(Beginning of Raw data)
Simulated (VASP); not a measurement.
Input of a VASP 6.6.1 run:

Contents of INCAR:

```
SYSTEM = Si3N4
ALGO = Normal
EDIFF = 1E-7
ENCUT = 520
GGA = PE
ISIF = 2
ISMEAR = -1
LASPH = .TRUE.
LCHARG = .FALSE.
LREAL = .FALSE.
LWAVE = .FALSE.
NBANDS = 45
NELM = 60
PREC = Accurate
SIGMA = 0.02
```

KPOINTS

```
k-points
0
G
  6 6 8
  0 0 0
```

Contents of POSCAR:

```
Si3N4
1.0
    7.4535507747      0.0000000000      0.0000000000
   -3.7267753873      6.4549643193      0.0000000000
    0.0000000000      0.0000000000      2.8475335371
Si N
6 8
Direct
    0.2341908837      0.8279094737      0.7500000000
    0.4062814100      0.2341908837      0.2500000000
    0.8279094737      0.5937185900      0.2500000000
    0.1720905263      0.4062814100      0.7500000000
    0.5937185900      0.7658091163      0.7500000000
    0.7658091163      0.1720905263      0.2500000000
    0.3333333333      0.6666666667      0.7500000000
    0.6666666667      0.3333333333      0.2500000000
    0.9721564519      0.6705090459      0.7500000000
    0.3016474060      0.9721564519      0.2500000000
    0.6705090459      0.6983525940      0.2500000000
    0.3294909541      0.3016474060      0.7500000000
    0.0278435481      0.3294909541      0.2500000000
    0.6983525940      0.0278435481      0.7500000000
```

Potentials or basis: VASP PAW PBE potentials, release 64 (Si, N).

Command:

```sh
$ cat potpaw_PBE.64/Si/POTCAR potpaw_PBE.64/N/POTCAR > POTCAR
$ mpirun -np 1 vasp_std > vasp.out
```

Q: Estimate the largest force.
(End of Raw data)

* **Exercise**
Could you copy the listing above word for word?

* **Answer area**
Simulated (VASP); not a measurement.
Input of a VASP 6.6.1 run:

Contents of INCAR:

```
SYSTEM = Si3N4
ALGO = Normal
EDIFF = 1E-7
ENCUT = 520
GGA = PE
ISIF = 2
ISMEAR = -1
LASPH = .TRUE.
LCHARG = .FALSE.
LREAL = .FALSE.
LWAVE = .FALSE.
NBANDS = 45
NELM = 60
PREC = Accurate
SIGMA = 0.02
```

KPOINTS

```
k-points
0
G
  6 6 8
  0 0 0
```

Contents of POSCAR:

```
Si3N4
1.0
    7.4535507747      0.0000000000      0.0000000000
   -3.7267753873      6.4549643193      0.0000000000
    0.0000000000      0.0000000000      2.8475335371
Si N
6 8
Direct
    0.2341908837      0.8279094737      0.7500000000
    0.4062814100      0.2341908837      0.2500000000
    0.8279094737      0.5937185900      0.2500000000
    0.1720905263      0.4062814100      0.7500000000
    0.5937185900      0.7658091163      0.7500000000
    0.7658091163      0.1720905263      0.2500000000
    0.3333333333      0.6666666667      0.7500000000
    0.6666666667      0.3333333333      0.2500000000
    0.9721564519      0.6705090459      0.7500000000
    0.3016474060      0.9721564519      0.2500000000
    0.6705090459      0.6983525940      0.2500000000
    0.3294909541      0.3016474060      0.7500000000
    0.0278435481      0.3294909541      0.2500000000
    0.6983525940      0.0278435481      0.7500000000
```

Potentials or basis: VASP PAW PBE potentials, release 64 (Si, N).

Command:

```sh
$ cat potpaw_PBE.64/Si/POTCAR potpaw_PBE.64/N/POTCAR > POTCAR
$ mpirun -np 1 vasp_std > vasp.out
```

Q: Estimate the largest force.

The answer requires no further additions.